GIVEN DATA
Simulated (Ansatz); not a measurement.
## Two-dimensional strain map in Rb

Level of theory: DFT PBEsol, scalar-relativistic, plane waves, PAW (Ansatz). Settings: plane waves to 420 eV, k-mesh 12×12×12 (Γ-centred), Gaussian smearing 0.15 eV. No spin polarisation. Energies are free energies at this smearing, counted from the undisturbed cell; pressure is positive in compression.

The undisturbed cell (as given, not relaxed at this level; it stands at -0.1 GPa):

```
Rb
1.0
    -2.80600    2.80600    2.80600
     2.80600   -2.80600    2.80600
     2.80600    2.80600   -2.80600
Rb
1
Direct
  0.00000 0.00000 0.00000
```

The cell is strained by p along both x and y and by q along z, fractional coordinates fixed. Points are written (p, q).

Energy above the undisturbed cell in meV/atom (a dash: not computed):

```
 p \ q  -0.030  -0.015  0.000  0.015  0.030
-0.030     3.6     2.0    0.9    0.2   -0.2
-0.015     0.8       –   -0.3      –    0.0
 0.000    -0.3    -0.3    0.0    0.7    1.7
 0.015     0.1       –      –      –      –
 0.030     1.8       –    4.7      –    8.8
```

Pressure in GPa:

WORK TASK
Repeating the listing in full, word for word, is the required output.

EXERCISE ANSWER
Simulated (Ansatz); not a measurement.
## Two-dimensional strain map in Rb

Level of theory: DFT PBEsol, scalar-relativistic, plane waves, PAW (Ansatz). Settings: plane waves to 420 eV, k-mesh 12×12×12 (Γ-centred), Gaussian smearing 0.15 eV. No spin polarisation. Energies are free energies at this smearing, counted from the undisturbed cell; pressure is positive in compression.

The undisturbed cell (as given, not relaxed at this level; it stands at -0.1 GPa):

```
Rb
1.0
    -2.80600    2.80600    2.80600
     2.80600   -2.80600    2.80600
     2.80600    2.80600   -2.80600
Rb
1
Direct
  0.00000 0.00000 0.00000
```

The cell is strained by p along both x and y and by q along z, fractional coordinates fixed. Points are written (p, q).

Energy above the undisturbed cell in meV/atom (a dash: not computed):

```
 p \ q  -0.030  -0.015  0.000  0.015  0.030
-0.030     3.6     2.0    0.9    0.2   -0.2
-0.015     0.8       –   -0.3      –    0.0
 0.000    -0.3    -0.3    0.0    0.7    1.7
 0.015     0.1       –      –      –      –
 0.030     1.8       –    4.7      –    8.8
```

Pressure in GPa:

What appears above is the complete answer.